### ASSIGNED TASK
Go through the entries below and print, exactly, the lines starting at the one with "Program: Ansatz 0.2.0." and ending at the one with "### 2. The clean slab", keeping both ends and no others.

▬▬▬▬▬▬
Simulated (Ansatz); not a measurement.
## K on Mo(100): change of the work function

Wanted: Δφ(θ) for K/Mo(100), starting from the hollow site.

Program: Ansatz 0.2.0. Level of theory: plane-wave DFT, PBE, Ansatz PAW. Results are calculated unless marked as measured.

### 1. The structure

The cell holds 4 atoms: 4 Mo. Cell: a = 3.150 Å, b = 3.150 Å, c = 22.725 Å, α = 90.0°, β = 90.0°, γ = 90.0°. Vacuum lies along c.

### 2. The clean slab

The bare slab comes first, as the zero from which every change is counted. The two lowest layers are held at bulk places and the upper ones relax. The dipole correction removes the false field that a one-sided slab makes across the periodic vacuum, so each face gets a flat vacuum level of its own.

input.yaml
▬▬▬▬▬▬

### TASK SOLUTION
Program: Ansatz 0.2.0. Level of theory: plane-wave DFT, PBE, Ansatz PAW. Results are calculated unless marked as measured.

### 1. The structure

The cell holds 4 atoms: 4 Mo. Cell: a = 3.150 Å, b = 3.150 Å, c = 22.725 Å, α = 90.0°, β = 90.0°, γ = 90.0°. Vacuum lies along c.

### 2. The clean slab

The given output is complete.